SOURCE INFORMATION:
::::
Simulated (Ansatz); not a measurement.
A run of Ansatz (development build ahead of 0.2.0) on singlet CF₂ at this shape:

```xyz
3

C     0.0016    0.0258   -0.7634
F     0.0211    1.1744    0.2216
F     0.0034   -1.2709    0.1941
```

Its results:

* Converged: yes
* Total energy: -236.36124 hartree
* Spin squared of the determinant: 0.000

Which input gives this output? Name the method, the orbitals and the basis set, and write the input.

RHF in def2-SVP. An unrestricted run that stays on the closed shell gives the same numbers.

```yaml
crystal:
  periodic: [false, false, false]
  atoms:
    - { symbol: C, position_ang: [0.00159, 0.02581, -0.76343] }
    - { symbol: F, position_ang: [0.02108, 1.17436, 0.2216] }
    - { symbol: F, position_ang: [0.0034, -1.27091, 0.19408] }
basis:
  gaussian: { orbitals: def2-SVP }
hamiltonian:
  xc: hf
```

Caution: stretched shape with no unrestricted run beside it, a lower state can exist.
::::

REQUIREMENT: Line by line, set the records above down again exactly.

ANSWER SECTION:
Simulated (Ansatz); not a measurement.
A run of Ansatz (development build ahead of 0.2.0) on singlet CF₂ at this shape:

```xyz
3

C     0.0016    0.0258   -0.7634
F     0.0211    1.1744    0.2216
F     0.0034   -1.2709    0.1941
```

Its results:

* Converged: yes
* Total energy: -236.36124 hartree
* Spin squared of the determinant: 0.000

Which input gives this output? Name the method, the orbitals and the basis set, and write the input.

RHF in def2-SVP. An unrestricted run that stays on the closed shell gives the same numbers.

```yaml
crystal:
  periodic: [false, false, false]
  atoms:
    - { symbol: C, position_ang: [0.00159, 0.02581, -0.76343] }
    - { symbol: F, position_ang: [0.02108, 1.17436, 0.2216] }
    - { symbol: F, position_ang: [0.0034, -1.27091, 0.19408] }
basis:
  gaussian: { orbitals: def2-SVP }
hamiltonian:
  xc: hf
```

Caution: stretched shape with no unrestricted run beside it, a lower state can exist.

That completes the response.